Find the line containing "Relaxed at zero" in the listing below. Repeat it exactly, along with each following line up to and including the one containing "-3.0 GPa; a".

(DATA UNDER STUDY begins)

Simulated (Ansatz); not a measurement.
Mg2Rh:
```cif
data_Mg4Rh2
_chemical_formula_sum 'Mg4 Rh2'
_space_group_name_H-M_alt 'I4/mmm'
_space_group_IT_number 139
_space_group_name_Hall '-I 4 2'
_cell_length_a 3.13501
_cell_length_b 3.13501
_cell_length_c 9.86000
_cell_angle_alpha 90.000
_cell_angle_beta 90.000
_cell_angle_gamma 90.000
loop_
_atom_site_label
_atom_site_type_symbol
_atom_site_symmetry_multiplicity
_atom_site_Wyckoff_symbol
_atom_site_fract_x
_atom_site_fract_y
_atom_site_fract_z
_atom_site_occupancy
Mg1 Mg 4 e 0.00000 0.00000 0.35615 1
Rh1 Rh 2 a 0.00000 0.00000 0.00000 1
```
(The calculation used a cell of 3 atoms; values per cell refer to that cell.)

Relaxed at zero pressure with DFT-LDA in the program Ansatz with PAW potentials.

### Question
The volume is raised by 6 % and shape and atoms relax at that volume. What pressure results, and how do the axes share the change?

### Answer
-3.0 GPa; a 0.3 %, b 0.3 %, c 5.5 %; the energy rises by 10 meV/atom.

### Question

(DATA UNDER STUDY ends)

## RESULT
Relaxed at zero pressure with DFT-LDA in the program Ansatz with PAW potentials.

### Question
The volume is raised by 6 % and shape and atoms relax at that volume. What pressure results, and how do the axes share the change?

### Answer
-3.0 GPa; a 0.3 %, b 0.3 %, c 5.5 %; the energy rises by 10 meV/atom.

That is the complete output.